REQUIRED ACTION: Whatever appears in the data below, copy it exactly.

*** EXTRACTED MATERIAL Section Begins ***

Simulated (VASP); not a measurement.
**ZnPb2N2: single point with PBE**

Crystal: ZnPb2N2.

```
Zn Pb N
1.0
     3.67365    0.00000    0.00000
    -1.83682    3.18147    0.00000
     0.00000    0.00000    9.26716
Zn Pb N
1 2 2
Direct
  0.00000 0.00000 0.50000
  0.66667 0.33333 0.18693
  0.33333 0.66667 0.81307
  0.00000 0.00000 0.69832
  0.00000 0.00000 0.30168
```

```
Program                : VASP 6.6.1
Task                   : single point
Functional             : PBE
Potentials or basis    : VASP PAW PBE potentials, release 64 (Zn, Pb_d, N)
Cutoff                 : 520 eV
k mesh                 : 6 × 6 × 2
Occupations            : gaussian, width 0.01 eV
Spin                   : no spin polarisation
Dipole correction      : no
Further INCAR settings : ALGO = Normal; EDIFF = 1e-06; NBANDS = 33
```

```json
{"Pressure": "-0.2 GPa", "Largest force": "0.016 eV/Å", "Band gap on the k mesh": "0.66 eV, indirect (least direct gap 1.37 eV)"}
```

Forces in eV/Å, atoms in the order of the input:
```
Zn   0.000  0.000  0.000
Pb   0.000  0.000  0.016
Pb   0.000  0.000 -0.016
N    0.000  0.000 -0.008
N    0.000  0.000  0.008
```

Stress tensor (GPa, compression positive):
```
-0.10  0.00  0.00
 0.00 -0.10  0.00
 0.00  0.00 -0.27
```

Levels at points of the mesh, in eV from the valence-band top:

*** EXTRACTED MATERIAL Section Ends ***

TASK OUTPUT:
Simulated (VASP); not a measurement.
**ZnPb2N2: single point with PBE**

Crystal: ZnPb2N2.

```
Zn Pb N
1.0
     3.67365    0.00000    0.00000
    -1.83682    3.18147    0.00000
     0.00000    0.00000    9.26716
Zn Pb N
1 2 2
Direct
  0.00000 0.00000 0.50000
  0.66667 0.33333 0.18693
  0.33333 0.66667 0.81307
  0.00000 0.00000 0.69832
  0.00000 0.00000 0.30168
```

```
Program                : VASP 6.6.1
Task                   : single point
Functional             : PBE
Potentials or basis    : VASP PAW PBE potentials, release 64 (Zn, Pb_d, N)
Cutoff                 : 520 eV
k mesh                 : 6 × 6 × 2
Occupations            : gaussian, width 0.01 eV
Spin                   : no spin polarisation
Dipole correction      : no
Further INCAR settings : ALGO = Normal; EDIFF = 1e-06; NBANDS = 33
```

```json
{"Pressure": "-0.2 GPa", "Largest force": "0.016 eV/Å", "Band gap on the k mesh": "0.66 eV, indirect (least direct gap 1.37 eV)"}
```

Forces in eV/Å, atoms in the order of the input:
```
Zn   0.000  0.000  0.000
Pb   0.000  0.000  0.016
Pb   0.000  0.000 -0.016
N    0.000  0.000 -0.008
N    0.000  0.000  0.008
```

Stress tensor (GPa, compression positive):
```
-0.10  0.00  0.00
 0.00 -0.10  0.00
 0.00  0.00 -0.27
```

Levels at points of the mesh, in eV from the valence-band top:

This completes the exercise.